#### DATA EXTRACTS

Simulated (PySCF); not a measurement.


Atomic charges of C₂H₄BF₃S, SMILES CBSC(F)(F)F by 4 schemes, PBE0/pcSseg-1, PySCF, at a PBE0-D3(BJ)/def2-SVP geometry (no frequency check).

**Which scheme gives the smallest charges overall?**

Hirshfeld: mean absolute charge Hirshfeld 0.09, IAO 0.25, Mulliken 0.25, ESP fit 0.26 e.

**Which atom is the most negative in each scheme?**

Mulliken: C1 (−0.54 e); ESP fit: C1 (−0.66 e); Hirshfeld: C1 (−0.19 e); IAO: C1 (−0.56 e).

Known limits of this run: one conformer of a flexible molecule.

########

*WORK INSTRUCTION*: Wherever the line holding "smallest charges overall?**" falls in the entries above, copy exactly from it through the line holding "Mulliken: C1 (−0.54", inclusive, and add nothing.

*WRITTEN ANSWER*:
**Which scheme gives the smallest charges overall?**

Hirshfeld: mean absolute charge Hirshfeld 0.09, IAO 0.25, Mulliken 0.25, ESP fit 0.26 e.

**Which atom is the most negative in each scheme?**

Mulliken: C1 (−0.54 e); ESP fit: C1 (−0.66 e); Hirshfeld: C1 (−0.19 e); IAO: C1 (−0.56 e).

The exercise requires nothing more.